--- Source data Enclosed Below ---

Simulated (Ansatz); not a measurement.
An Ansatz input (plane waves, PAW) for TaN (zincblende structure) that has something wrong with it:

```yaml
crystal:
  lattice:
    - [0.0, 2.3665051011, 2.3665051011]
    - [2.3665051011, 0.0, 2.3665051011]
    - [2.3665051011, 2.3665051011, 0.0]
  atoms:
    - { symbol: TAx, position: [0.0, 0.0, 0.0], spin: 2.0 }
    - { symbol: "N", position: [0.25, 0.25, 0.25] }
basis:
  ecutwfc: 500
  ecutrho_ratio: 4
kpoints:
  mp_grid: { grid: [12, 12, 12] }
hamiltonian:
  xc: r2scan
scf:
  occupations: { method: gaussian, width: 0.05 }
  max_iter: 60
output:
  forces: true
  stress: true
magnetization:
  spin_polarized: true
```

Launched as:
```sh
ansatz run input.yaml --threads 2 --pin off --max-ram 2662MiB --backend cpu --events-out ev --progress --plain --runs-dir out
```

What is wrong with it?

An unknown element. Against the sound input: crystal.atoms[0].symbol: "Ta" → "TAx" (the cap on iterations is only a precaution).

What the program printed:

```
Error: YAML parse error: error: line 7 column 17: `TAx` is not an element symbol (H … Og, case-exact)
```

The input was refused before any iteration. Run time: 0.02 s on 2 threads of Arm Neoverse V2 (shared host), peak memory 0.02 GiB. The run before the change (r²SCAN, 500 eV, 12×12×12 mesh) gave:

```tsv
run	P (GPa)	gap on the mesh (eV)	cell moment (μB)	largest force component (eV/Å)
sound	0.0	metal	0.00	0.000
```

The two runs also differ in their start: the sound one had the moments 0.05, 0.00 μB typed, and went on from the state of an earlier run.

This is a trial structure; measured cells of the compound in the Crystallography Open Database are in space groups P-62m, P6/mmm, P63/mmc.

--- End of Enclosed Source data ---

## Assignment
Your output should consist solely of the lines from the beginning of the entries through the line containing "The two runs", reproduced exactly.

## Task output
Simulated (Ansatz); not a measurement.
An Ansatz input (plane waves, PAW) for TaN (zincblende structure) that has something wrong with it:

```yaml
crystal:
  lattice:
    - [0.0, 2.3665051011, 2.3665051011]
    - [2.3665051011, 0.0, 2.3665051011]
    - [2.3665051011, 2.3665051011, 0.0]
  atoms:
    - { symbol: TAx, position: [0.0, 0.0, 0.0], spin: 2.0 }
    - { symbol: "N", position: [0.25, 0.25, 0.25] }
basis:
  ecutwfc: 500
  ecutrho_ratio: 4
kpoints:
  mp_grid: { grid: [12, 12, 12] }
hamiltonian:
  xc: r2scan
scf:
  occupations: { method: gaussian, width: 0.05 }
  max_iter: 60
output:
  forces: true
  stress: true
magnetization:
  spin_polarized: true
```

Launched as:
```sh
ansatz run input.yaml --threads 2 --pin off --max-ram 2662MiB --backend cpu --events-out ev --progress --plain --runs-dir out
```

What is wrong with it?

An unknown element. Against the sound input: crystal.atoms[0].symbol: "Ta" → "TAx" (the cap on iterations is only a precaution).

What the program printed:

```
Error: YAML parse error: error: line 7 column 17: `TAx` is not an element symbol (H … Og, case-exact)
```

The input was refused before any iteration. Run time: 0.02 s on 2 threads of Arm Neoverse V2 (shared host), peak memory 0.02 GiB. The run before the change (r²SCAN, 500 eV, 12×12×12 mesh) gave:

```tsv
run	P (GPa)	gap on the mesh (eV)	cell moment (μB)	largest force component (eV/Å)
sound	0.0	metal	0.00	0.000
```

The two runs also differ in their start: the sound one had the moments 0.05, 0.00 μB typed, and went on from the state of an earlier run.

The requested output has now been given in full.